Activity:
Go to the line below containing "The sample is" and print exactly from there through the line containing "Q: Which ringed", both included. Print nothing else.

_ _ _

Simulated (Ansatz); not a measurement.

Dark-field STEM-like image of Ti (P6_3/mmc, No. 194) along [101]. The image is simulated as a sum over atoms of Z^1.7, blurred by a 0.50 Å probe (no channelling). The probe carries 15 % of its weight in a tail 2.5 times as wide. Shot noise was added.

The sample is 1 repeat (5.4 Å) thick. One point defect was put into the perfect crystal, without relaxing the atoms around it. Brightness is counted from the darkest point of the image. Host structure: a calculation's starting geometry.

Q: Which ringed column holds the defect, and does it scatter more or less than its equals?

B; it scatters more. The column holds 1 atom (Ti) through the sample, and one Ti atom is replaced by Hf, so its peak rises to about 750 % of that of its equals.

_ _ _

Exercise solution:
The sample is 1 repeat (5.4 Å) thick. One point defect was put into the perfect crystal, without relaxing the atoms around it. Brightness is counted from the darkest point of the image. Host structure: a calculation's starting geometry.

Q: Which ringed column holds the defect, and does it scatter more or less than its equals?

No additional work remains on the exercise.